┏━━

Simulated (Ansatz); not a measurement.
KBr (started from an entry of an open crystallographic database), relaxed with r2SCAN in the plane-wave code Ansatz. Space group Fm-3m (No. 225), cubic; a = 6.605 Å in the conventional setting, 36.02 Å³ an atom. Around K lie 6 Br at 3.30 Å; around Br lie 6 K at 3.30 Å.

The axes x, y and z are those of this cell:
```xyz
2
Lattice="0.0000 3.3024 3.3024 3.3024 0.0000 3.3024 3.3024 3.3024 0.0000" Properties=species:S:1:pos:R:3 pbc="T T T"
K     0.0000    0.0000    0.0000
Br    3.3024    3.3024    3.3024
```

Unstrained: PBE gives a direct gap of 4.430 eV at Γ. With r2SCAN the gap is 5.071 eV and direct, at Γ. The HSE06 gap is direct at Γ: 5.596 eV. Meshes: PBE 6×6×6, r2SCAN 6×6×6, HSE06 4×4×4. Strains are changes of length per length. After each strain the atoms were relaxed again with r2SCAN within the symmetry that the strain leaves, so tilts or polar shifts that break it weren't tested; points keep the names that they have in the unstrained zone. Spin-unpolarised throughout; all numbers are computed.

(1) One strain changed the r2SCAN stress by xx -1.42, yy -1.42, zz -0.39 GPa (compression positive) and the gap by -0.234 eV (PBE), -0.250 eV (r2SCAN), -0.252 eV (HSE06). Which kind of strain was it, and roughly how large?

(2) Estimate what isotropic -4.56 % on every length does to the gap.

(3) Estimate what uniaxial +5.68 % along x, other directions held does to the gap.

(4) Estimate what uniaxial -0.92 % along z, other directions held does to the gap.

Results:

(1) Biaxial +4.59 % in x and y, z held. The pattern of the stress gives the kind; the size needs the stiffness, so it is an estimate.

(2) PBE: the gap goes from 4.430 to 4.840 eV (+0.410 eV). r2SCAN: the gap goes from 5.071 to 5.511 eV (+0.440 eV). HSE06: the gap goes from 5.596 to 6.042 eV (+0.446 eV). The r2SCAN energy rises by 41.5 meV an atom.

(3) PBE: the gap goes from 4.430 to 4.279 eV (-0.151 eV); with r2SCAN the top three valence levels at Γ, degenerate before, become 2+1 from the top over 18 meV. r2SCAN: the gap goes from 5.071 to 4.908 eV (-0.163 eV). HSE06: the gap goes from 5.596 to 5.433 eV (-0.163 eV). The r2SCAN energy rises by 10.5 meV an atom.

┗━━

> BRIEF:
Look at the material above and copy, word for word, its lines from the first through the one containing "(1) One strain".

> RESPONSE:
Simulated (Ansatz); not a measurement.
KBr (started from an entry of an open crystallographic database), relaxed with r2SCAN in the plane-wave code Ansatz. Space group Fm-3m (No. 225), cubic; a = 6.605 Å in the conventional setting, 36.02 Å³ an atom. Around K lie 6 Br at 3.30 Å; around Br lie 6 K at 3.30 Å.

The axes x, y and z are those of this cell:
```xyz
2
Lattice="0.0000 3.3024 3.3024 3.3024 0.0000 3.3024 3.3024 3.3024 0.0000" Properties=species:S:1:pos:R:3 pbc="T T T"
K     0.0000    0.0000    0.0000
Br    3.3024    3.3024    3.3024
```

Unstrained: PBE gives a direct gap of 4.430 eV at Γ. With r2SCAN the gap is 5.071 eV and direct, at Γ. The HSE06 gap is direct at Γ: 5.596 eV. Meshes: PBE 6×6×6, r2SCAN 6×6×6, HSE06 4×4×4. Strains are changes of length per length. After each strain the atoms were relaxed again with r2SCAN within the symmetry that the strain leaves, so tilts or polar shifts that break it weren't tested; points keep the names that they have in the unstrained zone. Spin-unpolarised throughout; all numbers are computed.

(1) One strain changed the r2SCAN stress by xx -1.42, yy -1.42, zz -0.39 GPa (compression positive) and the gap by -0.234 eV (PBE), -0.250 eV (r2SCAN), -0.252 eV (HSE06). Which kind of strain was it, and roughly how large?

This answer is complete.